=== ACTION ITEM ===
Retype, word for word, every line from the one holding "## 1. The atom as given" through the one holding "The ion sits" in the entries below, both included, and only those lines.

=== DATASET ENTRIES ===
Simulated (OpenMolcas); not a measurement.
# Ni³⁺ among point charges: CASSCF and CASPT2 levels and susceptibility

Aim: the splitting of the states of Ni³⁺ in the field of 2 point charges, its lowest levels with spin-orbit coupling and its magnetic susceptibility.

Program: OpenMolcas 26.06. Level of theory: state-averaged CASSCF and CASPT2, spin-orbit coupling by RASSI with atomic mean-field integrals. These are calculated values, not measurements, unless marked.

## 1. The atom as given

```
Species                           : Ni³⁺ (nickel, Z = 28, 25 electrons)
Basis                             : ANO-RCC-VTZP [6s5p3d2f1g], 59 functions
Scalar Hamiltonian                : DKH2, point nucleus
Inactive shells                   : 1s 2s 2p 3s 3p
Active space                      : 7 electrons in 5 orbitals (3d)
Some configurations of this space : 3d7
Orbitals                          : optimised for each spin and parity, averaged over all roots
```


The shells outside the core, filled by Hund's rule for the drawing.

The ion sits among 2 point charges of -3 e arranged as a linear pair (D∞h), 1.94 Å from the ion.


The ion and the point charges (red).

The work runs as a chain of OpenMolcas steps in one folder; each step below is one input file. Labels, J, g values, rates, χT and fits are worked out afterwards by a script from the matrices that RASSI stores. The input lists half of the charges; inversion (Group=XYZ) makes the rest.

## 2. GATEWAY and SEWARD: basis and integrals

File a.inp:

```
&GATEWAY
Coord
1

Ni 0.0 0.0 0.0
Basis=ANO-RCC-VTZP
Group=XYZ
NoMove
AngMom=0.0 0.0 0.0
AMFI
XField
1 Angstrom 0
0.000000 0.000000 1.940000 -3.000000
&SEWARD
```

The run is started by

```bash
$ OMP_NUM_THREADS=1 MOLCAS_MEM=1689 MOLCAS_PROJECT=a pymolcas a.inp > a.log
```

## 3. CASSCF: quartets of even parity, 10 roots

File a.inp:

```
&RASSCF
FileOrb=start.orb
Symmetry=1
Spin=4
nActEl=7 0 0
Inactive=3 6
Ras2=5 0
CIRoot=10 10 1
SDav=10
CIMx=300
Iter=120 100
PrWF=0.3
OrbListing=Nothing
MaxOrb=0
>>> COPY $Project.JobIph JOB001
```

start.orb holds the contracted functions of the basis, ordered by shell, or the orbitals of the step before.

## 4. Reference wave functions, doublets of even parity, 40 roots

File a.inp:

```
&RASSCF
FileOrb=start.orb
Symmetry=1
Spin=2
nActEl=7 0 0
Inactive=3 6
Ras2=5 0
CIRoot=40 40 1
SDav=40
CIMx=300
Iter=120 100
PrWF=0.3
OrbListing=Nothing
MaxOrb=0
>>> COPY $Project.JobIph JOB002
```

=== ANSWER SECTION ===
## 1. The atom as given

```
Species                           : Ni³⁺ (nickel, Z = 28, 25 electrons)
Basis                             : ANO-RCC-VTZP [6s5p3d2f1g], 59 functions
Scalar Hamiltonian                : DKH2, point nucleus
Inactive shells                   : 1s 2s 2p 3s 3p
Active space                      : 7 electrons in 5 orbitals (3d)
Some configurations of this space : 3d7
Orbitals                          : optimised for each spin and parity, averaged over all roots
```


The shells outside the core, filled by Hund's rule for the drawing.

The ion sits among 2 point charges of -3 e arranged as a linear pair (D∞h), 1.94 Å from the ion.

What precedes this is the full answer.